━━━━━ Provided data

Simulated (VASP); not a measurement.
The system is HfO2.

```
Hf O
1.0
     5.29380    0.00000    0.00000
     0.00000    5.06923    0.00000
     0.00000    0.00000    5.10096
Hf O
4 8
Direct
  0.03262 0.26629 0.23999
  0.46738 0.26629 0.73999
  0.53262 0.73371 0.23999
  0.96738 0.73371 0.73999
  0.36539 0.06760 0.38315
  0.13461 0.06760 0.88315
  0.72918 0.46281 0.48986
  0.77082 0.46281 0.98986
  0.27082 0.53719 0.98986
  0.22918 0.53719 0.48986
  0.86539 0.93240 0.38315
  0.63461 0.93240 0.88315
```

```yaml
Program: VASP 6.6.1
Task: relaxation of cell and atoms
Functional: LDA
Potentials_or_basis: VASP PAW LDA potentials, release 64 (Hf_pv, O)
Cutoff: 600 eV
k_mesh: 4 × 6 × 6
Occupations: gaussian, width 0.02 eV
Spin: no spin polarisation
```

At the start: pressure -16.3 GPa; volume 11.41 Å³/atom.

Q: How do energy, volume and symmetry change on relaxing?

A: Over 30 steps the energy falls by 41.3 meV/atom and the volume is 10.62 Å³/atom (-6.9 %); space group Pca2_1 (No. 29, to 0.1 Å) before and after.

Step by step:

━━━━━━━━━━

## Action item
Write all the entries again precisely as they were given.

## Your solution
Simulated (VASP); not a measurement.
The system is HfO2.

```
Hf O
1.0
     5.29380    0.00000    0.00000
     0.00000    5.06923    0.00000
     0.00000    0.00000    5.10096
Hf O
4 8
Direct
  0.03262 0.26629 0.23999
  0.46738 0.26629 0.73999
  0.53262 0.73371 0.23999
  0.96738 0.73371 0.73999
  0.36539 0.06760 0.38315
  0.13461 0.06760 0.88315
  0.72918 0.46281 0.48986
  0.77082 0.46281 0.98986
  0.27082 0.53719 0.98986
  0.22918 0.53719 0.48986
  0.86539 0.93240 0.38315
  0.63461 0.93240 0.88315
```

```yaml
Program: VASP 6.6.1
Task: relaxation of cell and atoms
Functional: LDA
Potentials_or_basis: VASP PAW LDA potentials, release 64 (Hf_pv, O)
Cutoff: 600 eV
k_mesh: 4 × 6 × 6
Occupations: gaussian, width 0.02 eV
Spin: no spin polarisation
```

At the start: pressure -16.3 GPa; volume 11.41 Å³/atom.

Q: How do energy, volume and symmetry change on relaxing?

A: Over 30 steps the energy falls by 41.3 meV/atom and the volume is 10.62 Å³/atom (-6.9 %); space group Pca2_1 (No. 29, to 0.1 Å) before and after.

Step by step:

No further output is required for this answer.